> _Brief_: Starting at the first line below, copy through to the last line exactly.

···

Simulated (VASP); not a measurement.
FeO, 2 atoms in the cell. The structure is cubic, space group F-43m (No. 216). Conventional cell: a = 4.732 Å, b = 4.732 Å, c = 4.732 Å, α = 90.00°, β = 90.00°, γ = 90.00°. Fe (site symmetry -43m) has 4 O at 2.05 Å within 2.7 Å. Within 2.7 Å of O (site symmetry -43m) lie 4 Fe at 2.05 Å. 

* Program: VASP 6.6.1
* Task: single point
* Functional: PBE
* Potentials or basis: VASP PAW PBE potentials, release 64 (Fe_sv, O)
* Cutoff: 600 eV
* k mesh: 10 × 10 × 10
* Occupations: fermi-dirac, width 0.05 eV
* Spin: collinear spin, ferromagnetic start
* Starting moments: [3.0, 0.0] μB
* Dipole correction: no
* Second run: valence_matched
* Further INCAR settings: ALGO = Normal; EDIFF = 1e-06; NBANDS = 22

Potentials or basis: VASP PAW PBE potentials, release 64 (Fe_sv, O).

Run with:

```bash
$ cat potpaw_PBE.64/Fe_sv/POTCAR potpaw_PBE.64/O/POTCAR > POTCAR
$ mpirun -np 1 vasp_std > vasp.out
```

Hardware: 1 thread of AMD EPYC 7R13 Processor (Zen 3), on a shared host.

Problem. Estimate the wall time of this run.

···

> _Your solution_:
Simulated (VASP); not a measurement.
FeO, 2 atoms in the cell. The structure is cubic, space group F-43m (No. 216). Conventional cell: a = 4.732 Å, b = 4.732 Å, c = 4.732 Å, α = 90.00°, β = 90.00°, γ = 90.00°. Fe (site symmetry -43m) has 4 O at 2.05 Å within 2.7 Å. Within 2.7 Å of O (site symmetry -43m) lie 4 Fe at 2.05 Å. 

* Program: VASP 6.6.1
* Task: single point
* Functional: PBE
* Potentials or basis: VASP PAW PBE potentials, release 64 (Fe_sv, O)
* Cutoff: 600 eV
* k mesh: 10 × 10 × 10
* Occupations: fermi-dirac, width 0.05 eV
* Spin: collinear spin, ferromagnetic start
* Starting moments: [3.0, 0.0] μB
* Dipole correction: no
* Second run: valence_matched
* Further INCAR settings: ALGO = Normal; EDIFF = 1e-06; NBANDS = 22

Potentials or basis: VASP PAW PBE potentials, release 64 (Fe_sv, O).

Run with:

```bash
$ cat potpaw_PBE.64/Fe_sv/POTCAR potpaw_PBE.64/O/POTCAR > POTCAR
$ mpirun -np 1 vasp_std > vasp.out
```

Hardware: 1 thread of AMD EPYC 7R13 Processor (Zen 3), on a shared host.

Problem. Estimate the wall time of this run.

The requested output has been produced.